> **AVAILABLE DATA**:
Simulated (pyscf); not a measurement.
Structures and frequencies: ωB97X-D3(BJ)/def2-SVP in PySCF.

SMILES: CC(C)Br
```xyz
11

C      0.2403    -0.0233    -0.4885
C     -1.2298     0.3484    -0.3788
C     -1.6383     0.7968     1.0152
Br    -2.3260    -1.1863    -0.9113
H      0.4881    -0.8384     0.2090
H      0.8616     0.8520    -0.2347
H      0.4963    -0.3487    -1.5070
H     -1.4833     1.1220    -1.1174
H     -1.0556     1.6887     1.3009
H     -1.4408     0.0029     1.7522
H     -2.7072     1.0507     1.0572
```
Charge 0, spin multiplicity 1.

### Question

> **ACTIVITY**: The listing above must be written out again in its entirety, exactly as given.

> **WRITTEN REPLY**:
Simulated (pyscf); not a measurement.
Structures and frequencies: ωB97X-D3(BJ)/def2-SVP in PySCF.

SMILES: CC(C)Br
```xyz
11

C      0.2403    -0.0233    -0.4885
C     -1.2298     0.3484    -0.3788
C     -1.6383     0.7968     1.0152
Br    -2.3260    -1.1863    -0.9113
H      0.4881    -0.8384     0.2090
H      0.8616     0.8520    -0.2347
H      0.4963    -0.3487    -1.5070
H     -1.4833     1.1220    -1.1174
H     -1.0556     1.6887     1.3009
H     -1.4408     0.0029     1.7522
H     -2.7072     1.0507     1.0572
```
Charge 0, spin multiplicity 1.

### Question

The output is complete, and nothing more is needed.